REQUIRED ACTION:
Below are records; repeat them all exactly.

[Start of Attachment]

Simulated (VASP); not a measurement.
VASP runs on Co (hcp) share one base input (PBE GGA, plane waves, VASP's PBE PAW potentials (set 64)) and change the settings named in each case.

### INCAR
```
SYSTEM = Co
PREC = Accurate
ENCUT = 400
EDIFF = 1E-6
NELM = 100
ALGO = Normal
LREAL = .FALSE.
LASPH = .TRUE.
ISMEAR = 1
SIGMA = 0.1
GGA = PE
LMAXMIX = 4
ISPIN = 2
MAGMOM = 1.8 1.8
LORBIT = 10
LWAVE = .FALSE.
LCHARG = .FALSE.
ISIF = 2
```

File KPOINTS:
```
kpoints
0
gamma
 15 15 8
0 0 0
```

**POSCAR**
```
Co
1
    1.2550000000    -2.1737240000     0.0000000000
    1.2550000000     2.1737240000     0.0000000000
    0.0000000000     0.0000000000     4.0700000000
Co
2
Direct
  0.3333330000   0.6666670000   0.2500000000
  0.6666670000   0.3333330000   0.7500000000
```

[End of Attachment]

TASK SOLUTION:
Simulated (VASP); not a measurement.
VASP runs on Co (hcp) share one base input (PBE GGA, plane waves, VASP's PBE PAW potentials (set 64)) and change the settings named in each case.

### INCAR
```
SYSTEM = Co
PREC = Accurate
ENCUT = 400
EDIFF = 1E-6
NELM = 100
ALGO = Normal
LREAL = .FALSE.
LASPH = .TRUE.
ISMEAR = 1
SIGMA = 0.1
GGA = PE
LMAXMIX = 4
ISPIN = 2
MAGMOM = 1.8 1.8
LORBIT = 10
LWAVE = .FALSE.
LCHARG = .FALSE.
ISIF = 2
```

File KPOINTS:
```
kpoints
0
gamma
 15 15 8
0 0 0
```

**POSCAR**
```
Co
1
    1.2550000000    -2.1737240000     0.0000000000
    1.2550000000     2.1737240000     0.0000000000
    0.0000000000     0.0000000000     4.0700000000
Co
2
Direct
  0.3333330000   0.6666670000   0.2500000000
  0.6666670000   0.3333330000   0.7500000000
```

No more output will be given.